*STORED DATA*:
▼▼▼

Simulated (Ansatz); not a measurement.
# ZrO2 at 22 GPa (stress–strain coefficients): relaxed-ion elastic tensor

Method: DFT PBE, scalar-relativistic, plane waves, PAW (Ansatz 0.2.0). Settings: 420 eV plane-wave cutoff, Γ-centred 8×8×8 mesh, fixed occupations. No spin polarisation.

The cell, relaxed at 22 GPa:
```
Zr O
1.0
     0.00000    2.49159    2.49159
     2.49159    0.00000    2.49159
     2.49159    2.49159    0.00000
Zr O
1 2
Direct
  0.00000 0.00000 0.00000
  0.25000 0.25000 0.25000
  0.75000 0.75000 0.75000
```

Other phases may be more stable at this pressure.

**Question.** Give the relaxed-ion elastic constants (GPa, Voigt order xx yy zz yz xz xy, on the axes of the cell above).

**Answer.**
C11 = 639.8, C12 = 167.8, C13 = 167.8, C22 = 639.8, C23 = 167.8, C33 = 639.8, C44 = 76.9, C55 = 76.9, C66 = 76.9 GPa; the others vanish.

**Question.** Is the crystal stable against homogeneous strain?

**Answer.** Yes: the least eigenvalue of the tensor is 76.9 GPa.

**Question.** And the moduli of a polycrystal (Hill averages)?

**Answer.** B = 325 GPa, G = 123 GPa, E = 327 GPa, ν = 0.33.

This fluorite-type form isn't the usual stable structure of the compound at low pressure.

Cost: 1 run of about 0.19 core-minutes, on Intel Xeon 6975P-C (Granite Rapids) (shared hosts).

▲▲▲

*ACTIVITY*:
Give back the whole listing, word for word.

*EXERCISE RESULT*:
Simulated (Ansatz); not a measurement.
# ZrO2 at 22 GPa (stress–strain coefficients): relaxed-ion elastic tensor

Method: DFT PBE, scalar-relativistic, plane waves, PAW (Ansatz 0.2.0). Settings: 420 eV plane-wave cutoff, Γ-centred 8×8×8 mesh, fixed occupations. No spin polarisation.

The cell, relaxed at 22 GPa:
```
Zr O
1.0
     0.00000    2.49159    2.49159
     2.49159    0.00000    2.49159
     2.49159    2.49159    0.00000
Zr O
1 2
Direct
  0.00000 0.00000 0.00000
  0.25000 0.25000 0.25000
  0.75000 0.75000 0.75000
```

Other phases may be more stable at this pressure.

**Question.** Give the relaxed-ion elastic constants (GPa, Voigt order xx yy zz yz xz xy, on the axes of the cell above).

**Answer.**
C11 = 639.8, C12 = 167.8, C13 = 167.8, C22 = 639.8, C23 = 167.8, C33 = 639.8, C44 = 76.9, C55 = 76.9, C66 = 76.9 GPa; the others vanish.

**Question.** Is the crystal stable against homogeneous strain?

**Answer.** Yes: the least eigenvalue of the tensor is 76.9 GPa.

**Question.** And the moduli of a polycrystal (Hill averages)?

**Answer.** B = 325 GPa, G = 123 GPa, E = 327 GPa, ν = 0.33.

This fluorite-type form isn't the usual stable structure of the compound at low pressure.

Cost: 1 run of about 0.19 core-minutes, on Intel Xeon 6975P-C (Granite Rapids) (shared hosts).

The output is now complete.